### WORK REQUEST
The records that appear below are to be restated word for word.

### GIVEN DATA
....

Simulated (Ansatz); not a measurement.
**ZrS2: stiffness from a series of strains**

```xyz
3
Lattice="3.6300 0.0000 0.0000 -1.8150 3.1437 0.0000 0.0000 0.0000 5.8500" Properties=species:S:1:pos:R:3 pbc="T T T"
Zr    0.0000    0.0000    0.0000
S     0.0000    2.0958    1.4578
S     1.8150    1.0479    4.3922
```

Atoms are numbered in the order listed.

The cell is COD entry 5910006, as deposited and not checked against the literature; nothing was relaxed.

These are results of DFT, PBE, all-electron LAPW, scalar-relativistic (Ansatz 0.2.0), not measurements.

....

### YOUR SOLUTION
Simulated (Ansatz); not a measurement.
**ZrS2: stiffness from a series of strains**

```xyz
3
Lattice="3.6300 0.0000 0.0000 -1.8150 3.1437 0.0000 0.0000 0.0000 5.8500" Properties=species:S:1:pos:R:3 pbc="T T T"
Zr    0.0000    0.0000    0.0000
S     0.0000    2.0958    1.4578
S     1.8150    1.0479    4.3922
```

Atoms are numbered in the order listed.

The cell is COD entry 5910006, as deposited and not checked against the literature; nothing was relaxed.

These are results of DFT, PBE, all-electron LAPW, scalar-relativistic (Ansatz 0.2.0), not measurements.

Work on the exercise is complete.